☆ ☆ ☆ ☆

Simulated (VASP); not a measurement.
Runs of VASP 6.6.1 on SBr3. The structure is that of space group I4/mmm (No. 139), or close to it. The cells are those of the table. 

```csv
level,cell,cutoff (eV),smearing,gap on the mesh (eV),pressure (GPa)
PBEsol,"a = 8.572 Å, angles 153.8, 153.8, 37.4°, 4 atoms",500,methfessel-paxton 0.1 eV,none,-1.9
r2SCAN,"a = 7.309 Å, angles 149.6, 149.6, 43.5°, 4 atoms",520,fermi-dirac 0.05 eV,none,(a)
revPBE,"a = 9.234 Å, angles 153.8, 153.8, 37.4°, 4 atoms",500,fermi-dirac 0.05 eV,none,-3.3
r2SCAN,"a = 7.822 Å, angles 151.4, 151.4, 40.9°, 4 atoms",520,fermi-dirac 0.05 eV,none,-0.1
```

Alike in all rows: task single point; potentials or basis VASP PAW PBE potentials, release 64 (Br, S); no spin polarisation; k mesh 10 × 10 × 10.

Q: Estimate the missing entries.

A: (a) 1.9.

☆ ☆ ☆ ☆

● Brief:
Repeat the whole listing above without any change.

● Your response:
Simulated (VASP); not a measurement.
Runs of VASP 6.6.1 on SBr3. The structure is that of space group I4/mmm (No. 139), or close to it. The cells are those of the table. 

```csv
level,cell,cutoff (eV),smearing,gap on the mesh (eV),pressure (GPa)
PBEsol,"a = 8.572 Å, angles 153.8, 153.8, 37.4°, 4 atoms",500,methfessel-paxton 0.1 eV,none,-1.9
r2SCAN,"a = 7.309 Å, angles 149.6, 149.6, 43.5°, 4 atoms",520,fermi-dirac 0.05 eV,none,(a)
revPBE,"a = 9.234 Å, angles 153.8, 153.8, 37.4°, 4 atoms",500,fermi-dirac 0.05 eV,none,-3.3
r2SCAN,"a = 7.822 Å, angles 151.4, 151.4, 40.9°, 4 atoms",520,fermi-dirac 0.05 eV,none,-0.1
```

Alike in all rows: task single point; potentials or basis VASP PAW PBE potentials, release 64 (Br, S); no spin polarisation; k mesh 10 × 10 × 10.

Q: Estimate the missing entries.

A: (a) 1.9.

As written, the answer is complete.